»»

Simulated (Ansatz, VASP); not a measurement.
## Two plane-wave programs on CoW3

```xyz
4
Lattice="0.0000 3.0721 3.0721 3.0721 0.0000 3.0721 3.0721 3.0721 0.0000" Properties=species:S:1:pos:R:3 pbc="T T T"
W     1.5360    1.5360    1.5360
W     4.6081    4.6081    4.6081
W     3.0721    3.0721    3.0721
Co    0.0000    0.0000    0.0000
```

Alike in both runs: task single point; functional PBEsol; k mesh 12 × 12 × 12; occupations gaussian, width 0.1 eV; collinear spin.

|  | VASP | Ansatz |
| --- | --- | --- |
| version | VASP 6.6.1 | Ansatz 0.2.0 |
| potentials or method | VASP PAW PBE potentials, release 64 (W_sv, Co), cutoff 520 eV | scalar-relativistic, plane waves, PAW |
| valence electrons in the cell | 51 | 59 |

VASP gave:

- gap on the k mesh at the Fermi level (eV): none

««

ASSIGNED TASK
Please output the entire listing exactly as it stands.

WORKED SOLUTION
Simulated (Ansatz, VASP); not a measurement.
## Two plane-wave programs on CoW3

```xyz
4
Lattice="0.0000 3.0721 3.0721 3.0721 0.0000 3.0721 3.0721 3.0721 0.0000" Properties=species:S:1:pos:R:3 pbc="T T T"
W     1.5360    1.5360    1.5360
W     4.6081    4.6081    4.6081
W     3.0721    3.0721    3.0721
Co    0.0000    0.0000    0.0000
```

Alike in both runs: task single point; functional PBEsol; k mesh 12 × 12 × 12; occupations gaussian, width 0.1 eV; collinear spin.

|  | VASP | Ansatz |
| --- | --- | --- |
| version | VASP 6.6.1 | Ansatz 0.2.0 |
| potentials or method | VASP PAW PBE potentials, release 64 (W_sv, Co), cutoff 520 eV | scalar-relativistic, plane waves, PAW |
| valence electrons in the cell | 51 | 59 |

VASP gave:

- gap on the k mesh at the Fermi level (eV): none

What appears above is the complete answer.